SOURCE INFORMATION
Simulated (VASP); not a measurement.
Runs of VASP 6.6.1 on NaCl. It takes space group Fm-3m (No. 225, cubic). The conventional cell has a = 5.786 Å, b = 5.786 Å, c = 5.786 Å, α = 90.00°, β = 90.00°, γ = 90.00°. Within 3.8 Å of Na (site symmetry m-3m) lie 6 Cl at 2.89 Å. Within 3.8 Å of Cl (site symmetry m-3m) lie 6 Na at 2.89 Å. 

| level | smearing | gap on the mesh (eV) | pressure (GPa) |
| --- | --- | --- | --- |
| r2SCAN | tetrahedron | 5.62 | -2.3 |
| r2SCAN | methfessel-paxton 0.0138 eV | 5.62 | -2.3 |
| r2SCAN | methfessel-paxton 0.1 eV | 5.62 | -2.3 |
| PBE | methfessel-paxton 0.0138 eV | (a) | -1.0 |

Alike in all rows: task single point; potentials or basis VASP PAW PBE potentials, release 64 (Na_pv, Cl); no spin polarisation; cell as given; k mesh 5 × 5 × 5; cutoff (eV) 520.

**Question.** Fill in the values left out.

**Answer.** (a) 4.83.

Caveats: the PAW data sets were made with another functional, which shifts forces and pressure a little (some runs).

TASK ITEM
The first line of the listing above through the line containing "eV | (a) | -1.0 |": print exactly that, both ends included.

EXPECTED ANSWER
Simulated (VASP); not a measurement.
Runs of VASP 6.6.1 on NaCl. It takes space group Fm-3m (No. 225, cubic). The conventional cell has a = 5.786 Å, b = 5.786 Å, c = 5.786 Å, α = 90.00°, β = 90.00°, γ = 90.00°. Within 3.8 Å of Na (site symmetry m-3m) lie 6 Cl at 2.89 Å. Within 3.8 Å of Cl (site symmetry m-3m) lie 6 Na at 2.89 Å. 

| level | smearing | gap on the mesh (eV) | pressure (GPa) |
| --- | --- | --- | --- |
| r2SCAN | tetrahedron | 5.62 | -2.3 |
| r2SCAN | methfessel-paxton 0.0138 eV | 5.62 | -2.3 |
| r2SCAN | methfessel-paxton 0.1 eV | 5.62 | -2.3 |
| PBE | methfessel-paxton 0.0138 eV | (a) | -1.0 |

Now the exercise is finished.